» Supplied records:
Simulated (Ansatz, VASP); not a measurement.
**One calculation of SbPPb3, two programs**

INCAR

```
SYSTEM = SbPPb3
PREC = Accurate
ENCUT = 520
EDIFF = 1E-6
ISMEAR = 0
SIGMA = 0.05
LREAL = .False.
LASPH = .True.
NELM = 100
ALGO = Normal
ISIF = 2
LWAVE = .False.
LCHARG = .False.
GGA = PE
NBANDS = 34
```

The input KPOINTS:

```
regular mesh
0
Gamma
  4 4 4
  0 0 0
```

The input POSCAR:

» Action item:
Reproduce the listing exactly, leaving nothing out.

» Response:
Simulated (Ansatz, VASP); not a measurement.
**One calculation of SbPPb3, two programs**

INCAR

```
SYSTEM = SbPPb3
PREC = Accurate
ENCUT = 520
EDIFF = 1E-6
ISMEAR = 0
SIGMA = 0.05
LREAL = .False.
LASPH = .True.
NELM = 100
ALGO = Normal
ISIF = 2
LWAVE = .False.
LCHARG = .False.
GGA = PE
NBANDS = 34
```

The input KPOINTS:

```
regular mesh
0
Gamma
  4 4 4
  0 0 0
```

The input POSCAR:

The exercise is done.